- Opening Delimiter -
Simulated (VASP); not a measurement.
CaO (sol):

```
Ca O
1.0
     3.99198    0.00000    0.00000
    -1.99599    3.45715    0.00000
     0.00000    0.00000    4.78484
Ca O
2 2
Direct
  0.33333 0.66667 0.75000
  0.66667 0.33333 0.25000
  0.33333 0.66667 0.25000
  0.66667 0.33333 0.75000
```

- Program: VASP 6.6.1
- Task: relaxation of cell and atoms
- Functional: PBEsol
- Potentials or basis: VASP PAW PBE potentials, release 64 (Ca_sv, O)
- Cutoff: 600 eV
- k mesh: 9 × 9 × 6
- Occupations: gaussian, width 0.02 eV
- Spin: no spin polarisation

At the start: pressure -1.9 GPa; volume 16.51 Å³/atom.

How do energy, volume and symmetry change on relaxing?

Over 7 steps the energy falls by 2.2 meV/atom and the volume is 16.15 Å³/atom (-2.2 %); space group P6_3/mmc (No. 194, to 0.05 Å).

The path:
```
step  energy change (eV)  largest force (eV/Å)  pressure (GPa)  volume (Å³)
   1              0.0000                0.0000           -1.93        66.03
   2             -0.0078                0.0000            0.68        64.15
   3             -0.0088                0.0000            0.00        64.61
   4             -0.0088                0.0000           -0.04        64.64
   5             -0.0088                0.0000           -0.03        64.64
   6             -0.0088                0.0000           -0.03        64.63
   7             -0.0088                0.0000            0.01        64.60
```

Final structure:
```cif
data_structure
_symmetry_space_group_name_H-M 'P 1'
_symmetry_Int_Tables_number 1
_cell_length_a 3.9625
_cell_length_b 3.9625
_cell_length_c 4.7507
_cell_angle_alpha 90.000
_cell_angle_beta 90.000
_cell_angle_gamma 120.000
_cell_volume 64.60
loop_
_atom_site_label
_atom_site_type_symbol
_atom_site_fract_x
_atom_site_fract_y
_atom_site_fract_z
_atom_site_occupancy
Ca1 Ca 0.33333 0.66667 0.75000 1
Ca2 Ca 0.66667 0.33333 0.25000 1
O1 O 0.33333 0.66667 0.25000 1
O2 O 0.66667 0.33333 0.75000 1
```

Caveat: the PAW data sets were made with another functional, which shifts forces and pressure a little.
- Closing Delimiter -

Return word for word the lines above from the line with "- Task: relaxation of cell and atoms" to the line with "- Spin: no spin polarisation", including both and leaving out all others.

- Task: relaxation of cell and atoms
- Functional: PBEsol
- Potentials or basis: VASP PAW PBE potentials, release 64 (Ca_sv, O)
- Cutoff: 600 eV
- k mesh: 9 × 9 × 6
- Occupations: gaussian, width 0.02 eV
- Spin: no spin polarisation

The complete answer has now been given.